*WORK ORDER*:
Could you print all the entries exactly?

*SUPPLIED INFORMATION*:
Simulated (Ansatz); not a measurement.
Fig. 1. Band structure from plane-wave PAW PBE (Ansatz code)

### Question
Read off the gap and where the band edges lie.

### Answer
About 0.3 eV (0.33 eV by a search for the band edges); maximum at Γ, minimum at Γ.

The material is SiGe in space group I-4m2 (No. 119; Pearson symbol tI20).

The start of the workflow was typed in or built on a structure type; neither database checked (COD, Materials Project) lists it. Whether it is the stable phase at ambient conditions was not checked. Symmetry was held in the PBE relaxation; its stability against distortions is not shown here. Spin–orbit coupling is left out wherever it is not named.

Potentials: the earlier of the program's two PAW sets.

*EXERCISE RESULT*:
Simulated (Ansatz); not a measurement.
Fig. 1. Band structure from plane-wave PAW PBE (Ansatz code)

### Question
Read off the gap and where the band edges lie.

### Answer
About 0.3 eV (0.33 eV by a search for the band edges); maximum at Γ, minimum at Γ.

The material is SiGe in space group I-4m2 (No. 119; Pearson symbol tI20).

The start of the workflow was typed in or built on a structure type; neither database checked (COD, Materials Project) lists it. Whether it is the stable phase at ambient conditions was not checked. Symmetry was held in the PBE relaxation; its stability against distortions is not shown here. Spin–orbit coupling is left out wherever it is not named.

Potentials: the earlier of the program's two PAW sets.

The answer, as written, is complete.